Brief
Please give again, word for word, the lines that lie between the start of the listing below and the line with "BiIr is run", both included.

---------- The data ----------

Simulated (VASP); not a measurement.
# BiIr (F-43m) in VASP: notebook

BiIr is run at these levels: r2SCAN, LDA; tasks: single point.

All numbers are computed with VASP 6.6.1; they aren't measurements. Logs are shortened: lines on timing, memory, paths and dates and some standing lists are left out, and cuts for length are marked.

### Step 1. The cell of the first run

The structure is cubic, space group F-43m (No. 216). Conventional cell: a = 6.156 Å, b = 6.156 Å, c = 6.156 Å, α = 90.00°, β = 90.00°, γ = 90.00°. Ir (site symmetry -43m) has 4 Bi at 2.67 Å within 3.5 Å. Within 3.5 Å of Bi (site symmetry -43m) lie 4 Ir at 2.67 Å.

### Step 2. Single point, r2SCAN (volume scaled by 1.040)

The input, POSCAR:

----------

Answer space
Simulated (VASP); not a measurement.
# BiIr (F-43m) in VASP: notebook

BiIr is run at these levels: r2SCAN, LDA; tasks: single point.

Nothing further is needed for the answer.